▸ Work item:
The records that follow are to be repeated without alteration.

▸ Record set:
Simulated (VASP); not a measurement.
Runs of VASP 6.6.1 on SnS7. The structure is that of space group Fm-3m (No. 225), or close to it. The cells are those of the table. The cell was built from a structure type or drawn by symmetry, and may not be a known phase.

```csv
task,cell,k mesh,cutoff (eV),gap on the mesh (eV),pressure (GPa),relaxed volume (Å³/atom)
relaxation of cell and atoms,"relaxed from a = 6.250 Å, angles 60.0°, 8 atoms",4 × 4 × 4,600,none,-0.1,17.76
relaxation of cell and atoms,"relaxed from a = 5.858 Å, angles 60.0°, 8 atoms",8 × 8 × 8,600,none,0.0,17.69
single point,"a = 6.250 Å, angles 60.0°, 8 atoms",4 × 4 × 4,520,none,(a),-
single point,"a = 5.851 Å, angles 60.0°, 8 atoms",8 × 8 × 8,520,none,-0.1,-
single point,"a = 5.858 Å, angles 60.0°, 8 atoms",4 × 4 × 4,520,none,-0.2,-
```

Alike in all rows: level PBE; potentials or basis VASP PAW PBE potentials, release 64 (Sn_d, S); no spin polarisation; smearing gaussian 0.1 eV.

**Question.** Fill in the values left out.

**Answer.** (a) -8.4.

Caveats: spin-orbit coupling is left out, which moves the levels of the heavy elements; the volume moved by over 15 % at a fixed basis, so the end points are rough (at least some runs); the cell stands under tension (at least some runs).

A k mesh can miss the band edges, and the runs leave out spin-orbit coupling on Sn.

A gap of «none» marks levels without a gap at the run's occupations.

▸ Exercise output:
Simulated (VASP); not a measurement.
Runs of VASP 6.6.1 on SnS7. The structure is that of space group Fm-3m (No. 225), or close to it. The cells are those of the table. The cell was built from a structure type or drawn by symmetry, and may not be a known phase.

```csv
task,cell,k mesh,cutoff (eV),gap on the mesh (eV),pressure (GPa),relaxed volume (Å³/atom)
relaxation of cell and atoms,"relaxed from a = 6.250 Å, angles 60.0°, 8 atoms",4 × 4 × 4,600,none,-0.1,17.76
relaxation of cell and atoms,"relaxed from a = 5.858 Å, angles 60.0°, 8 atoms",8 × 8 × 8,600,none,0.0,17.69
single point,"a = 6.250 Å, angles 60.0°, 8 atoms",4 × 4 × 4,520,none,(a),-
single point,"a = 5.851 Å, angles 60.0°, 8 atoms",8 × 8 × 8,520,none,-0.1,-
single point,"a = 5.858 Å, angles 60.0°, 8 atoms",4 × 4 × 4,520,none,-0.2,-
```

Alike in all rows: level PBE; potentials or basis VASP PAW PBE potentials, release 64 (Sn_d, S); no spin polarisation; smearing gaussian 0.1 eV.

**Question.** Fill in the values left out.

**Answer.** (a) -8.4.

Caveats: spin-orbit coupling is left out, which moves the levels of the heavy elements; the volume moved by over 15 % at a fixed basis, so the end points are rough (at least some runs); the cell stands under tension (at least some runs).

A k mesh can miss the band edges, and the runs leave out spin-orbit coupling on Sn.

A gap of «none» marks levels without a gap at the run's occupations.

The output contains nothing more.